Start of Block

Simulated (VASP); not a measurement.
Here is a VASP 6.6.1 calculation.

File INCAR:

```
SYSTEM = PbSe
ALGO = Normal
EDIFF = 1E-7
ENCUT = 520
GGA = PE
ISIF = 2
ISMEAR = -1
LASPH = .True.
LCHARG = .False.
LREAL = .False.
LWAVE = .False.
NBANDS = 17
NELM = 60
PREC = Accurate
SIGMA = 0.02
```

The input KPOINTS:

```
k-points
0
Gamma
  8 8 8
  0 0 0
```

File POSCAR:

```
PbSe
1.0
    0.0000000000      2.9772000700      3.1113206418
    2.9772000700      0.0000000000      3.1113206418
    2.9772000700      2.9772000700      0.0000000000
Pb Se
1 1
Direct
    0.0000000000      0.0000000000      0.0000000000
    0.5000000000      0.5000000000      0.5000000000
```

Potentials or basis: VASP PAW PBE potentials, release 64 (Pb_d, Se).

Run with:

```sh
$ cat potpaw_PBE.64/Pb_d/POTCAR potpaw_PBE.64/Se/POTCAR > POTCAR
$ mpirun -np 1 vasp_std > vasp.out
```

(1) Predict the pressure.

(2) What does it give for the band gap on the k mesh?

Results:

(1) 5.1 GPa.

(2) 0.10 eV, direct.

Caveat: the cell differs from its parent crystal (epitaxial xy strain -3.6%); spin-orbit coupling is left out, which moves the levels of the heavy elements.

End of Block

Assigned task: Precisely reproduce all the entries shown above.

Task output:
Simulated (VASP); not a measurement.
Here is a VASP 6.6.1 calculation.

File INCAR:

```
SYSTEM = PbSe
ALGO = Normal
EDIFF = 1E-7
ENCUT = 520
GGA = PE
ISIF = 2
ISMEAR = -1
LASPH = .True.
LCHARG = .False.
LREAL = .False.
LWAVE = .False.
NBANDS = 17
NELM = 60
PREC = Accurate
SIGMA = 0.02
```

The input KPOINTS:

```
k-points
0
Gamma
  8 8 8
  0 0 0
```

File POSCAR:

```
PbSe
1.0
    0.0000000000      2.9772000700      3.1113206418
    2.9772000700      0.0000000000      3.1113206418
    2.9772000700      2.9772000700      0.0000000000
Pb Se
1 1
Direct
    0.0000000000      0.0000000000      0.0000000000
    0.5000000000      0.5000000000      0.5000000000
```

Potentials or basis: VASP PAW PBE potentials, release 64 (Pb_d, Se).

Run with:

```sh
$ cat potpaw_PBE.64/Pb_d/POTCAR potpaw_PBE.64/Se/POTCAR > POTCAR
$ mpirun -np 1 vasp_std > vasp.out
```

(1) Predict the pressure.

(2) What does it give for the band gap on the k mesh?

Results:

(1) 5.1 GPa.

(2) 0.10 eV, direct.

Caveat: the cell differs from its parent crystal (epitaxial xy strain -3.6%); spin-orbit coupling is left out, which moves the levels of the heavy elements.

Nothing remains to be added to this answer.